_Assignment_. Restate all the data exactly, so that each line is the same as before.

_Record set_.
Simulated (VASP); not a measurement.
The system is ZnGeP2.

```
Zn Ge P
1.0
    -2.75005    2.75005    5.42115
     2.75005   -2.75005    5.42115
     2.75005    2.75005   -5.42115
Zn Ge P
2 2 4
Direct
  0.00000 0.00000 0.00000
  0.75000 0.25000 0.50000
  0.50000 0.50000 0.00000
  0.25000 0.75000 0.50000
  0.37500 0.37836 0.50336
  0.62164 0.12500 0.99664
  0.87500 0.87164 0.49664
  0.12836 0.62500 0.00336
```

_Answer area_.
Simulated (VASP); not a measurement.
The system is ZnGeP2.

```
Zn Ge P
1.0
    -2.75005    2.75005    5.42115
     2.75005   -2.75005    5.42115
     2.75005    2.75005   -5.42115
Zn Ge P
2 2 4
Direct
  0.00000 0.00000 0.00000
  0.75000 0.25000 0.50000
  0.50000 0.50000 0.00000
  0.25000 0.75000 0.50000
  0.37500 0.37836 0.50336
  0.62164 0.12500 0.99664
  0.87500 0.87164 0.49664
  0.12836 0.62500 0.00336
```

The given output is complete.